→ MATERIAL SUPPLIED
----------------

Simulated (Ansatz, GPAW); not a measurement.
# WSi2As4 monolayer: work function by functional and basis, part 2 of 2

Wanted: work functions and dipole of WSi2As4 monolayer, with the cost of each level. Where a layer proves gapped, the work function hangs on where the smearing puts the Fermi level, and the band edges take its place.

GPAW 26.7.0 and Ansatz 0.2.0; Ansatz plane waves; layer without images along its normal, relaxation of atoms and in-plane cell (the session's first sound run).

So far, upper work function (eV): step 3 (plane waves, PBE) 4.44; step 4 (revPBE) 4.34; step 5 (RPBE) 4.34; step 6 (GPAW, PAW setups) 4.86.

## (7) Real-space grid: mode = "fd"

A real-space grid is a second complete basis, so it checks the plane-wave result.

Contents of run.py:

----------------

→ ASSIGNED TASK
Give back precisely the lines above that start at the line containing "GPAW 26.7.0 and" and end at the line containing "A real-space grid", inclusive. No other lines belong in the output.

→ EXERCISE SOLUTION
GPAW 26.7.0 and Ansatz 0.2.0; Ansatz plane waves; layer without images along its normal, relaxation of atoms and in-plane cell (the session's first sound run).

So far, upper work function (eV): step 3 (plane waves, PBE) 4.44; step 4 (revPBE) 4.34; step 5 (RPBE) 4.34; step 6 (GPAW, PAW setups) 4.86.

## (7) Real-space grid: mode = "fd"

A real-space grid is a second complete basis, so it checks the plane-wave result.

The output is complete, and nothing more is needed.